Top of Given entries
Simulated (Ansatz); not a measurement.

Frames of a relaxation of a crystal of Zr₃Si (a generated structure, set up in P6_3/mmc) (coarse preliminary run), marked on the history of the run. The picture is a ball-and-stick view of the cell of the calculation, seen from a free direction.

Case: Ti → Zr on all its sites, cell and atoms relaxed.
Bottom of Given entries

| Exercise |
Copy the entries exactly, leaving no line out.

| Task result |
Simulated (Ansatz); not a measurement.

Frames of a relaxation of a crystal of Zr₃Si (a generated structure, set up in P6_3/mmc) (coarse preliminary run), marked on the history of the run. The picture is a ball-and-stick view of the cell of the calculation, seen from a free direction.

Case: Ti → Zr on all its sites, cell and atoms relaxed.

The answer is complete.